**Task item:**
Produce an exact copy of the first line of the data below and each line after it, please, up to and including the one with "50/200 | 35/140 |".

**Entries provided:**
···
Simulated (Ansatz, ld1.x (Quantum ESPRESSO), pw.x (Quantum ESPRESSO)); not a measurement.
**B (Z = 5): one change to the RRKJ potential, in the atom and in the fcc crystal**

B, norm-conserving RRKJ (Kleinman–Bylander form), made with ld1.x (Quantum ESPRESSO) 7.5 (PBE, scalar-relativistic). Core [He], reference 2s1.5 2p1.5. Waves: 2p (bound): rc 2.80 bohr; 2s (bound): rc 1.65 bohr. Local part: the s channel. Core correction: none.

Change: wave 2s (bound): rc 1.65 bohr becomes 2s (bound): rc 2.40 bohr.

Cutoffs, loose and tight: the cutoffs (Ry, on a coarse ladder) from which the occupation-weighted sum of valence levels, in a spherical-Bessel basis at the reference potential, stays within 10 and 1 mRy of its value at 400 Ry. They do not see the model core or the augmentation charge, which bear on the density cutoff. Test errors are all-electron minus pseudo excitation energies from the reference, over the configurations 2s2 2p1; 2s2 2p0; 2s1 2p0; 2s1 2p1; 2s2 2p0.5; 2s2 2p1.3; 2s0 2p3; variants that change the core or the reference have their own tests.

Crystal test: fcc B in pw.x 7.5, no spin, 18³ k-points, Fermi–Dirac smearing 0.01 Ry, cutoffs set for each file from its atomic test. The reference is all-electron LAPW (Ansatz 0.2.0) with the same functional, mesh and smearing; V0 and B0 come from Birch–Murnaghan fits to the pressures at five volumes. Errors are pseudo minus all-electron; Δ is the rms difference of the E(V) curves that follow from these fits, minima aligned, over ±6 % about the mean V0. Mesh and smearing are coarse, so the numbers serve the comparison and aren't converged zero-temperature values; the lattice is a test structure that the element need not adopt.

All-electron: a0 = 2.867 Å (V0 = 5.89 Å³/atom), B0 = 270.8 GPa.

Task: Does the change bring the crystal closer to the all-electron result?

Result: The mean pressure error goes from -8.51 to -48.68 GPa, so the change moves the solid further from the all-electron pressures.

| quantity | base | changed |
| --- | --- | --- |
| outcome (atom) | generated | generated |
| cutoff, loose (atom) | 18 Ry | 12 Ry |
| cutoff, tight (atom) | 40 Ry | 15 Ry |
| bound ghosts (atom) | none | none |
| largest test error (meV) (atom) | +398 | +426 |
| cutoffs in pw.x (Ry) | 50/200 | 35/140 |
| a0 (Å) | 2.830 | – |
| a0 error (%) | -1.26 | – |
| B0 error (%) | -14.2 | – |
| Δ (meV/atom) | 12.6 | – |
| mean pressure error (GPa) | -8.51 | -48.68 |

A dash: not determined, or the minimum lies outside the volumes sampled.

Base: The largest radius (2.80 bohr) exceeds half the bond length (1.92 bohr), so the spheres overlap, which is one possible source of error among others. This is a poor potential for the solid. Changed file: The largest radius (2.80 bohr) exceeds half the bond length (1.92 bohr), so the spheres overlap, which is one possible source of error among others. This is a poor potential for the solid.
···

**Written response:**
Simulated (Ansatz, ld1.x (Quantum ESPRESSO), pw.x (Quantum ESPRESSO)); not a measurement.
**B (Z = 5): one change to the RRKJ potential, in the atom and in the fcc crystal**

B, norm-conserving RRKJ (Kleinman–Bylander form), made with ld1.x (Quantum ESPRESSO) 7.5 (PBE, scalar-relativistic). Core [He], reference 2s1.5 2p1.5. Waves: 2p (bound): rc 2.80 bohr; 2s (bound): rc 1.65 bohr. Local part: the s channel. Core correction: none.

Change: wave 2s (bound): rc 1.65 bohr becomes 2s (bound): rc 2.40 bohr.

Cutoffs, loose and tight: the cutoffs (Ry, on a coarse ladder) from which the occupation-weighted sum of valence levels, in a spherical-Bessel basis at the reference potential, stays within 10 and 1 mRy of its value at 400 Ry. They do not see the model core or the augmentation charge, which bear on the density cutoff. Test errors are all-electron minus pseudo excitation energies from the reference, over the configurations 2s2 2p1; 2s2 2p0; 2s1 2p0; 2s1 2p1; 2s2 2p0.5; 2s2 2p1.3; 2s0 2p3; variants that change the core or the reference have their own tests.

Crystal test: fcc B in pw.x 7.5, no spin, 18³ k-points, Fermi–Dirac smearing 0.01 Ry, cutoffs set for each file from its atomic test. The reference is all-electron LAPW (Ansatz 0.2.0) with the same functional, mesh and smearing; V0 and B0 come from Birch–Murnaghan fits to the pressures at five volumes. Errors are pseudo minus all-electron; Δ is the rms difference of the E(V) curves that follow from these fits, minima aligned, over ±6 % about the mean V0. Mesh and smearing are coarse, so the numbers serve the comparison and aren't converged zero-temperature values; the lattice is a test structure that the element need not adopt.

All-electron: a0 = 2.867 Å (V0 = 5.89 Å³/atom), B0 = 270.8 GPa.

Task: Does the change bring the crystal closer to the all-electron result?

Result: The mean pressure error goes from -8.51 to -48.68 GPa, so the change moves the solid further from the all-electron pressures.

| quantity | base | changed |
| --- | --- | --- |
| outcome (atom) | generated | generated |
| cutoff, loose (atom) | 18 Ry | 12 Ry |
| cutoff, tight (atom) | 40 Ry | 15 Ry |
| bound ghosts (atom) | none | none |
| largest test error (meV) (atom) | +398 | +426 |
| cutoffs in pw.x (Ry) | 50/200 | 35/140 |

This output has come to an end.